-*-

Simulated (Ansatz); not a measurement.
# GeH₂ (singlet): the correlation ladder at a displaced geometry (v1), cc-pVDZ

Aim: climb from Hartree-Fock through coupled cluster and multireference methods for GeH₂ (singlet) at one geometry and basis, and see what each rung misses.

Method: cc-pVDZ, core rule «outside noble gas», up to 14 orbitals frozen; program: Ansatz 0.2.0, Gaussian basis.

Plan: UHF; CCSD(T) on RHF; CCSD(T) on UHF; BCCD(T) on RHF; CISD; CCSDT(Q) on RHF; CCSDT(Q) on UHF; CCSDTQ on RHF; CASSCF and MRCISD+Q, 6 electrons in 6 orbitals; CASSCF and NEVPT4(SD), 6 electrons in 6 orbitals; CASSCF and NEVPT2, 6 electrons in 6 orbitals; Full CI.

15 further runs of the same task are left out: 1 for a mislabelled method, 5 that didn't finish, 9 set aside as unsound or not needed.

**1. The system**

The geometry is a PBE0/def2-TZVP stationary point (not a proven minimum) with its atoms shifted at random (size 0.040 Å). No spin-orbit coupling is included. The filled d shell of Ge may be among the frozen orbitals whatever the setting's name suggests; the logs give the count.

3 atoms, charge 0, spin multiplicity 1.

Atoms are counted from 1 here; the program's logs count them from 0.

-*-

Work order
Print the records once more, exactly as written.

Exercise response
Simulated (Ansatz); not a measurement.
# GeH₂ (singlet): the correlation ladder at a displaced geometry (v1), cc-pVDZ

Aim: climb from Hartree-Fock through coupled cluster and multireference methods for GeH₂ (singlet) at one geometry and basis, and see what each rung misses.

Method: cc-pVDZ, core rule «outside noble gas», up to 14 orbitals frozen; program: Ansatz 0.2.0, Gaussian basis.

Plan: UHF; CCSD(T) on RHF; CCSD(T) on UHF; BCCD(T) on RHF; CISD; CCSDT(Q) on RHF; CCSDT(Q) on UHF; CCSDTQ on RHF; CASSCF and MRCISD+Q, 6 electrons in 6 orbitals; CASSCF and NEVPT4(SD), 6 electrons in 6 orbitals; CASSCF and NEVPT2, 6 electrons in 6 orbitals; Full CI.

15 further runs of the same task are left out: 1 for a mislabelled method, 5 that didn't finish, 9 set aside as unsound or not needed.

**1. The system**

The geometry is a PBE0/def2-TZVP stationary point (not a proven minimum) with its atoms shifted at random (size 0.040 Å). No spin-orbit coupling is included. The filled d shell of Ge may be among the frozen orbitals whatever the setting's name suggests; the logs give the count.

3 atoms, charge 0, spin multiplicity 1.

Atoms are counted from 1 here; the program's logs count them from 0.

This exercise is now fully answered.